[EXTRACTED DATA — start]

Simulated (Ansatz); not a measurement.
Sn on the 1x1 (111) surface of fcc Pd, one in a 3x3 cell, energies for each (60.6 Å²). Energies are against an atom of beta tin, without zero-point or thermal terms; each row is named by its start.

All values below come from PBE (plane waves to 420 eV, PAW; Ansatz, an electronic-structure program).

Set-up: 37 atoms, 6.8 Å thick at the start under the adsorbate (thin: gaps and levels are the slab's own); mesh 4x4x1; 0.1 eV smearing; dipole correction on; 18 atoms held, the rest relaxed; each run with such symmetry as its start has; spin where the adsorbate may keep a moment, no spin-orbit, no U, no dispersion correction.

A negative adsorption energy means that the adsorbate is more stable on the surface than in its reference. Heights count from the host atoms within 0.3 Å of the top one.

[EXTRACTED DATA — finish]

REQUIRED ACTION
Everything from the first line of the records through the line holding "All values below" is to be transcribed exactly; leave out all other lines.

RESULT
Simulated (Ansatz); not a measurement.
Sn on the 1x1 (111) surface of fcc Pd, one in a 3x3 cell, energies for each (60.6 Å²). Energies are against an atom of beta tin, without zero-point or thermal terms; each row is named by its start.

All values below come from PBE (plane waves to 420 eV, PAW; Ansatz, an electronic-structure program).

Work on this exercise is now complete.